_Listed entries:_
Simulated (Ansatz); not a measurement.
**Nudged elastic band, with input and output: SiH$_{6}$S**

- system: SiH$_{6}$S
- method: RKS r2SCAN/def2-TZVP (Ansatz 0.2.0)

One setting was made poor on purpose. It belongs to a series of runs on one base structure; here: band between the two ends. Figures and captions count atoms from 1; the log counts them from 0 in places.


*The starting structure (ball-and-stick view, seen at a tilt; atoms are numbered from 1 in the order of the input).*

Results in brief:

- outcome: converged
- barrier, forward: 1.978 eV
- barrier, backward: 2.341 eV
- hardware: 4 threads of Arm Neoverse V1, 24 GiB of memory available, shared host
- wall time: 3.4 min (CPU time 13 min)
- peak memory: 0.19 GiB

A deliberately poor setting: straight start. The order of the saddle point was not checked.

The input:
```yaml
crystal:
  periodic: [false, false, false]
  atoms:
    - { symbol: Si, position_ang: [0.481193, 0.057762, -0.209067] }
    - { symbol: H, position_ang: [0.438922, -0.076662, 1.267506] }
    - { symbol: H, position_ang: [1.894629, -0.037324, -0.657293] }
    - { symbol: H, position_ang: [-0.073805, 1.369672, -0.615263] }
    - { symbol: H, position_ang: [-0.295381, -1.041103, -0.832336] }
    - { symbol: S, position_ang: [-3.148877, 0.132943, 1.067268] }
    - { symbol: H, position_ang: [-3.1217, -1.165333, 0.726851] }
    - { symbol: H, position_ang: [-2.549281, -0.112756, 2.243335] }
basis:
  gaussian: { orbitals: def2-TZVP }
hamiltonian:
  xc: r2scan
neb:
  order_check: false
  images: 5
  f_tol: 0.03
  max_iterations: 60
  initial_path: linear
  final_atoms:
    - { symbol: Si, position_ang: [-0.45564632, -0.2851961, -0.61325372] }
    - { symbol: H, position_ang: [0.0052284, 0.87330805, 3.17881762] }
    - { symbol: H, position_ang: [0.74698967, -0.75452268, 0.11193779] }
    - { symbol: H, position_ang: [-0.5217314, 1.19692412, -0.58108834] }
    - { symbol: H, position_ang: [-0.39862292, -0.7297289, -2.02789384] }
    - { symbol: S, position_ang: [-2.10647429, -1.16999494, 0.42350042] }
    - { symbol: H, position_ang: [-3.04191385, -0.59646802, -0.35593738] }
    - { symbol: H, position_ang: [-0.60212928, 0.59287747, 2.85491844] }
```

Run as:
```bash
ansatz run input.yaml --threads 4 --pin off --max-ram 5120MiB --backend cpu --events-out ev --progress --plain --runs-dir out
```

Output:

_Action item:_
Could you output, exactly and with nothing else, the lines from the start of the records through the line containing "- peak memory: 0.19 GiB"?

_Solution:_
Simulated (Ansatz); not a measurement.
**Nudged elastic band, with input and output: SiH$_{6}$S**

- system: SiH$_{6}$S
- method: RKS r2SCAN/def2-TZVP (Ansatz 0.2.0)

One setting was made poor on purpose. It belongs to a series of runs on one base structure; here: band between the two ends. Figures and captions count atoms from 1; the log counts them from 0 in places.


*The starting structure (ball-and-stick view, seen at a tilt; atoms are numbered from 1 in the order of the input).*

Results in brief:

- outcome: converged
- barrier, forward: 1.978 eV
- barrier, backward: 2.341 eV
- hardware: 4 threads of Arm Neoverse V1, 24 GiB of memory available, shared host
- wall time: 3.4 min (CPU time 13 min)
- peak memory: 0.19 GiB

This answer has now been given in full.